------------------------------
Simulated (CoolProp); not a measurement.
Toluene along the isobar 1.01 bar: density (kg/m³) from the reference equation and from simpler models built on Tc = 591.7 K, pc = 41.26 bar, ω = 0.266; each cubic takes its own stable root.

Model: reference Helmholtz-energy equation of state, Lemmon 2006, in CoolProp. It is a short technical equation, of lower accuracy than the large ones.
------------------------------

Copy each entry exactly, leaving every line as it is.

Simulated (CoolProp); not a measurement.
Toluene along the isobar 1.01 bar: density (kg/m³) from the reference equation and from simpler models built on Tc = 591.7 K, pc = 41.26 bar, ω = 0.266; each cubic takes its own stable root.

Model: reference Helmholtz-energy equation of state, Lemmon 2006, in CoolProp. It is a short technical equation, of lower accuracy than the large ones.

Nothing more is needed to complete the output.